:: RECORDED INFORMATION ::
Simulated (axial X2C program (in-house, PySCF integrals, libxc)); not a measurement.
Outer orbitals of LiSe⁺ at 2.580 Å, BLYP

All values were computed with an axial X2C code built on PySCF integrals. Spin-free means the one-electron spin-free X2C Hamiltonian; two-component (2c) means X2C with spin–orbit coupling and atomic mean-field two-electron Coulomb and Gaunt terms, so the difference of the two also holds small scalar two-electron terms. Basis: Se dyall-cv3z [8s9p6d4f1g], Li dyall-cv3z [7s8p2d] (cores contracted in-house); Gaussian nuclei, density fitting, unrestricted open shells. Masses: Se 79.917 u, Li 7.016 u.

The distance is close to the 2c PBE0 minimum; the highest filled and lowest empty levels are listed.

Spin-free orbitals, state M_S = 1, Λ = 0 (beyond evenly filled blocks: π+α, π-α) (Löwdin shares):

:: WORK TASK ::
The entries above must each be repeated exactly.

:: TASK SOLUTION ::
Simulated (axial X2C program (in-house, PySCF integrals, libxc)); not a measurement.
Outer orbitals of LiSe⁺ at 2.580 Å, BLYP

All values were computed with an axial X2C code built on PySCF integrals. Spin-free means the one-electron spin-free X2C Hamiltonian; two-component (2c) means X2C with spin–orbit coupling and atomic mean-field two-electron Coulomb and Gaunt terms, so the difference of the two also holds small scalar two-electron terms. Basis: Se dyall-cv3z [8s9p6d4f1g], Li dyall-cv3z [7s8p2d] (cores contracted in-house); Gaussian nuclei, density fitting, unrestricted open shells. Masses: Se 79.917 u, Li 7.016 u.

The distance is close to the 2c PBE0 minimum; the highest filled and lowest empty levels are listed.

Spin-free orbitals, state M_S = 1, Λ = 0 (beyond evenly filled blocks: π+α, π-α) (Löwdin shares):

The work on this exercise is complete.